▶ **WORK ORDER**: The listing beneath should be written out in full, exactly as shown.

--------------------------------
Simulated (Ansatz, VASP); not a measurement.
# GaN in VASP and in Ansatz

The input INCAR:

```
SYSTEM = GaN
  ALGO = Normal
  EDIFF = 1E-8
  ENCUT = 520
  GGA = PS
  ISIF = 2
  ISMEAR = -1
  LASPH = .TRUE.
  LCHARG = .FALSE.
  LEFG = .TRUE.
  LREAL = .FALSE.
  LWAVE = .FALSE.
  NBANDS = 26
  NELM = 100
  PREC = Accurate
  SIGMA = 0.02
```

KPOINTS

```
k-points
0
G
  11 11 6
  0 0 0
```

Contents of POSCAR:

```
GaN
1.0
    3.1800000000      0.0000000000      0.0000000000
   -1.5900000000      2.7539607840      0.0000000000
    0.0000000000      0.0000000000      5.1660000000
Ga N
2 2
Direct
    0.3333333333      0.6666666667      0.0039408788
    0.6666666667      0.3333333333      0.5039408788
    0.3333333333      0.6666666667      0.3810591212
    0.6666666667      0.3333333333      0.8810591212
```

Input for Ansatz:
--------------------------------

▶ **WRITTEN ANSWER**:
Simulated (Ansatz, VASP); not a measurement.
# GaN in VASP and in Ansatz

The input INCAR:

```
SYSTEM = GaN
  ALGO = Normal
  EDIFF = 1E-8
  ENCUT = 520
  GGA = PS
  ISIF = 2
  ISMEAR = -1
  LASPH = .TRUE.
  LCHARG = .FALSE.
  LEFG = .TRUE.
  LREAL = .FALSE.
  LWAVE = .FALSE.
  NBANDS = 26
  NELM = 100
  PREC = Accurate
  SIGMA = 0.02
```

KPOINTS

```
k-points
0
G
  11 11 6
  0 0 0
```

Contents of POSCAR:

```
GaN
1.0
    3.1800000000      0.0000000000      0.0000000000
   -1.5900000000      2.7539607840      0.0000000000
    0.0000000000      0.0000000000      5.1660000000
Ga N
2 2
Direct
    0.3333333333      0.6666666667      0.0039408788
    0.6666666667      0.3333333333      0.5039408788
    0.3333333333      0.6666666667      0.3810591212
    0.6666666667      0.3333333333      0.8810591212
```

Input for Ansatz:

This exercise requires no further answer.